* Extracted records
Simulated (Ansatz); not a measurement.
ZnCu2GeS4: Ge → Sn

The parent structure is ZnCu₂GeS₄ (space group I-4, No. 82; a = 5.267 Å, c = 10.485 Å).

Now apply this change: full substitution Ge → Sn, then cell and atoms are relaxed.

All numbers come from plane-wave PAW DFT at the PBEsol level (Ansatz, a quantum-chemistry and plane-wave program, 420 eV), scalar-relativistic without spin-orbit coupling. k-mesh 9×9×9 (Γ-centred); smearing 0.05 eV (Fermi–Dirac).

* Work instruction
The answer should consist of all the lines above, retyped exactly.

* Written reply
Simulated (Ansatz); not a measurement.
ZnCu2GeS4: Ge → Sn

The parent structure is ZnCu₂GeS₄ (space group I-4, No. 82; a = 5.267 Å, c = 10.485 Å).

Now apply this change: full substitution Ge → Sn, then cell and atoms are relaxed.

All numbers come from plane-wave PAW DFT at the PBEsol level (Ansatz, a quantum-chemistry and plane-wave program, 420 eV), scalar-relativistic without spin-orbit coupling. k-mesh 9×9×9 (Γ-centred); smearing 0.05 eV (Fermi–Dirac).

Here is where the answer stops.